++++ Provided material

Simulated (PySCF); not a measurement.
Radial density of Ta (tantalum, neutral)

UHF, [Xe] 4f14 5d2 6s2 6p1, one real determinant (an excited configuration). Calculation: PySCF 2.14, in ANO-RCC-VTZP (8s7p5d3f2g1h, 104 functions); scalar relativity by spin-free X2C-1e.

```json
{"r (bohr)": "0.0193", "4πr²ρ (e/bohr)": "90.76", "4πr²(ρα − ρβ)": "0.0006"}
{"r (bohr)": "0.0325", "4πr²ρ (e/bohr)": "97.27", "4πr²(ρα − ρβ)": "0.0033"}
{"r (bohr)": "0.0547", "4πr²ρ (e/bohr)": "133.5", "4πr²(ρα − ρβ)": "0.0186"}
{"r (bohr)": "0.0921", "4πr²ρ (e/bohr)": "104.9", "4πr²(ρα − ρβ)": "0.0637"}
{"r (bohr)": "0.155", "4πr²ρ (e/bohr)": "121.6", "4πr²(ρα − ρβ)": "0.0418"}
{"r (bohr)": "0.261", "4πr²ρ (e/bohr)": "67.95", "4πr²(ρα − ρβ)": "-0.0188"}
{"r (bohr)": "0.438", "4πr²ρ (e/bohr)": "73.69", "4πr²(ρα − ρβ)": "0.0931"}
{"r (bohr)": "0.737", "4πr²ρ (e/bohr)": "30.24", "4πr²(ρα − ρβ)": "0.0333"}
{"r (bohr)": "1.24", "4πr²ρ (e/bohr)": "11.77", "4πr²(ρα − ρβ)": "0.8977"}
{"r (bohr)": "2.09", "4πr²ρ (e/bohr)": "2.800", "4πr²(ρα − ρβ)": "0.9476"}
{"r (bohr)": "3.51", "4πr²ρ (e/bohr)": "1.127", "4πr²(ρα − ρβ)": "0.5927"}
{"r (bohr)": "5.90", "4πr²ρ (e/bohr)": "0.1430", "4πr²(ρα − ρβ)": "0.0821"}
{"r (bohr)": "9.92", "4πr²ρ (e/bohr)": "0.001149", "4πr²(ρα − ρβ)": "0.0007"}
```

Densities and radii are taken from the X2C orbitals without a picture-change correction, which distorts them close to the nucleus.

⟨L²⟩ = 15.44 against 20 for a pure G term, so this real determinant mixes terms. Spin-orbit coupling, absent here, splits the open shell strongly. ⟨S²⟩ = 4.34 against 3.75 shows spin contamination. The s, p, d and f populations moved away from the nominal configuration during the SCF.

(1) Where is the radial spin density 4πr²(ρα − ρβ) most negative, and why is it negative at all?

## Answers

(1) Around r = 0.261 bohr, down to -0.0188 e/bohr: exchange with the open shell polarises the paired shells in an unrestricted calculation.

++++++++

Output, exactly and in full, the lines from the start of the entries above through the line that contains "Densities and radii".

## Answer area
Simulated (PySCF); not a measurement.
Radial density of Ta (tantalum, neutral)

UHF, [Xe] 4f14 5d2 6s2 6p1, one real determinant (an excited configuration). Calculation: PySCF 2.14, in ANO-RCC-VTZP (8s7p5d3f2g1h, 104 functions); scalar relativity by spin-free X2C-1e.

```json
{"r (bohr)": "0.0193", "4πr²ρ (e/bohr)": "90.76", "4πr²(ρα − ρβ)": "0.0006"}
{"r (bohr)": "0.0325", "4πr²ρ (e/bohr)": "97.27", "4πr²(ρα − ρβ)": "0.0033"}
{"r (bohr)": "0.0547", "4πr²ρ (e/bohr)": "133.5", "4πr²(ρα − ρβ)": "0.0186"}
{"r (bohr)": "0.0921", "4πr²ρ (e/bohr)": "104.9", "4πr²(ρα − ρβ)": "0.0637"}
{"r (bohr)": "0.155", "4πr²ρ (e/bohr)": "121.6", "4πr²(ρα − ρβ)": "0.0418"}
{"r (bohr)": "0.261", "4πr²ρ (e/bohr)": "67.95", "4πr²(ρα − ρβ)": "-0.0188"}
{"r (bohr)": "0.438", "4πr²ρ (e/bohr)": "73.69", "4πr²(ρα − ρβ)": "0.0931"}
{"r (bohr)": "0.737", "4πr²ρ (e/bohr)": "30.24", "4πr²(ρα − ρβ)": "0.0333"}
{"r (bohr)": "1.24", "4πr²ρ (e/bohr)": "11.77", "4πr²(ρα − ρβ)": "0.8977"}
{"r (bohr)": "2.09", "4πr²ρ (e/bohr)": "2.800", "4πr²(ρα − ρβ)": "0.9476"}
{"r (bohr)": "3.51", "4πr²ρ (e/bohr)": "1.127", "4πr²(ρα − ρβ)": "0.5927"}
{"r (bohr)": "5.90", "4πr²ρ (e/bohr)": "0.1430", "4πr²(ρα − ρβ)": "0.0821"}
{"r (bohr)": "9.92", "4πr²ρ (e/bohr)": "0.001149", "4πr²(ρα − ρβ)": "0.0007"}
```

Densities and radii are taken from the X2C orbitals without a picture-change correction, which distorts them close to the nucleus.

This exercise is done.